» **BRIEF**:
Beginning with the first line, please return the entries exactly through the line that contains "### Step 1. Set-up", and leave out all later lines.

» **PROVIDED DATA**:
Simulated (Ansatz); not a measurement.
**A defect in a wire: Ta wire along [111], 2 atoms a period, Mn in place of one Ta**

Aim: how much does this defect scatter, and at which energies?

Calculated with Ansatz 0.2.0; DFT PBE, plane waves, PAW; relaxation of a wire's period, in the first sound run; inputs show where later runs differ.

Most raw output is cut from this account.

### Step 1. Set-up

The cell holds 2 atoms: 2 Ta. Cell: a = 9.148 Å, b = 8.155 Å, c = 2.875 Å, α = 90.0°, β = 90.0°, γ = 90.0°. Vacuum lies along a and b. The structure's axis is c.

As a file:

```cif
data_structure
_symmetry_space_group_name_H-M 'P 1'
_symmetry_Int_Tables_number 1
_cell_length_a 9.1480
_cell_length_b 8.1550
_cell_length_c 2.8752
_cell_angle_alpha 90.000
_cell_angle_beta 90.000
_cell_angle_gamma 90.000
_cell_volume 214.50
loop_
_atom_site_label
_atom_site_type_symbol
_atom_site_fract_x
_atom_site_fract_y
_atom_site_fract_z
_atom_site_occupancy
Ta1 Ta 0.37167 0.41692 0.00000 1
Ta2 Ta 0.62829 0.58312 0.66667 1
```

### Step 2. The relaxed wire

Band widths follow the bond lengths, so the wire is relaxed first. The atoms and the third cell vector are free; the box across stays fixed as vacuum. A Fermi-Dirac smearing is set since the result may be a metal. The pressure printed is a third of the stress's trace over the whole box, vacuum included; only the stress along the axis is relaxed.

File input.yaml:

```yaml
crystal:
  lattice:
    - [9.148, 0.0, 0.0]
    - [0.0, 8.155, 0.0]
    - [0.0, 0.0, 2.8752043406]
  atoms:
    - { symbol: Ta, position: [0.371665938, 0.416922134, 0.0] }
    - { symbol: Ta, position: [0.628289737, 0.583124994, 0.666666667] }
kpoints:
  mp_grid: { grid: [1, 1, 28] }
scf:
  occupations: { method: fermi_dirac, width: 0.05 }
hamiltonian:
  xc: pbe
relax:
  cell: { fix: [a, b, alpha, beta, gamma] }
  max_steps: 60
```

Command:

» **TASK OUTPUT**:
Simulated (Ansatz); not a measurement.
**A defect in a wire: Ta wire along [111], 2 atoms a period, Mn in place of one Ta**

Aim: how much does this defect scatter, and at which energies?

Calculated with Ansatz 0.2.0; DFT PBE, plane waves, PAW; relaxation of a wire's period, in the first sound run; inputs show where later runs differ.

Most raw output is cut from this account.

### Step 1. Set-up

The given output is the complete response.